:: Action item ::
Reproduce the listing below exactly, from its first line down to and including the line with "These are the".

:: Dataset records ::
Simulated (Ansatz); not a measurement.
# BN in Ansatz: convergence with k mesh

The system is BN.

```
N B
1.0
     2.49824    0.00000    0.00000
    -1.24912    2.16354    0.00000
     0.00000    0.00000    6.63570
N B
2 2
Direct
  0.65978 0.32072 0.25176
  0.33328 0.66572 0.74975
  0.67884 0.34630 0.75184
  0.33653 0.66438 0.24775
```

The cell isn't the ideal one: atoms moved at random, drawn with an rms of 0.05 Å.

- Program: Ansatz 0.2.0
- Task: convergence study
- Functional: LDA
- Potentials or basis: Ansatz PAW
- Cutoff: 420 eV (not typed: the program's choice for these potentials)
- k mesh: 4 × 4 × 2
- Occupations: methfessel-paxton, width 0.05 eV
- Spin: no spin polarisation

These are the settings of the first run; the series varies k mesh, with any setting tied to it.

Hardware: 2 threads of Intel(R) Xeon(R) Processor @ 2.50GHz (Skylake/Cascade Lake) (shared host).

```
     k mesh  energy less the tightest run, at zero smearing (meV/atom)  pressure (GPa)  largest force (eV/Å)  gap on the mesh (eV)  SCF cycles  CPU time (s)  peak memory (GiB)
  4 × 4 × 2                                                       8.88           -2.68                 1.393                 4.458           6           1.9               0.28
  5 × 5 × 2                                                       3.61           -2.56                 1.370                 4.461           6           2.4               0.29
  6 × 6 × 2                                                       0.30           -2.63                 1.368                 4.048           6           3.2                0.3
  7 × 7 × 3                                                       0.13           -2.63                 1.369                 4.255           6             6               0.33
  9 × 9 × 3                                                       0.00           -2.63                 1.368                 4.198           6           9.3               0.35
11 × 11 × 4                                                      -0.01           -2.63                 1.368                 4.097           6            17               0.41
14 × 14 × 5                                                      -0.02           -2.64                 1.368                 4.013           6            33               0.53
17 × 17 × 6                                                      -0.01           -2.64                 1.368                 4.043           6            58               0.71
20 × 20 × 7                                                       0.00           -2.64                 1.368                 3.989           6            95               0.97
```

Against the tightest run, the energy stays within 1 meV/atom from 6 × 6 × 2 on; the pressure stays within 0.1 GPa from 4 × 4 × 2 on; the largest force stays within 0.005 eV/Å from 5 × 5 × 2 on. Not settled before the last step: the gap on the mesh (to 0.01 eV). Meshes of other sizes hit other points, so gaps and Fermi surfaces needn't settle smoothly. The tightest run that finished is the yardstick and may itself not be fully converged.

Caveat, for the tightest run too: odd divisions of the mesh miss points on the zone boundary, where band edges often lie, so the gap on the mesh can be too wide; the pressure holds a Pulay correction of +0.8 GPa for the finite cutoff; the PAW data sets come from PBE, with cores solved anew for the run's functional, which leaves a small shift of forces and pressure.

:: Exercise solution ::
Simulated (Ansatz); not a measurement.
# BN in Ansatz: convergence with k mesh

The system is BN.

```
N B
1.0
     2.49824    0.00000    0.00000
    -1.24912    2.16354    0.00000
     0.00000    0.00000    6.63570
N B
2 2
Direct
  0.65978 0.32072 0.25176
  0.33328 0.66572 0.74975
  0.67884 0.34630 0.75184
  0.33653 0.66438 0.24775
```

The cell isn't the ideal one: atoms moved at random, drawn with an rms of 0.05 Å.

- Program: Ansatz 0.2.0
- Task: convergence study
- Functional: LDA
- Potentials or basis: Ansatz PAW
- Cutoff: 420 eV (not typed: the program's choice for these potentials)
- k mesh: 4 × 4 × 2
- Occupations: methfessel-paxton, width 0.05 eV
- Spin: no spin polarisation

These are the settings of the first run; the series varies k mesh, with any setting tied to it.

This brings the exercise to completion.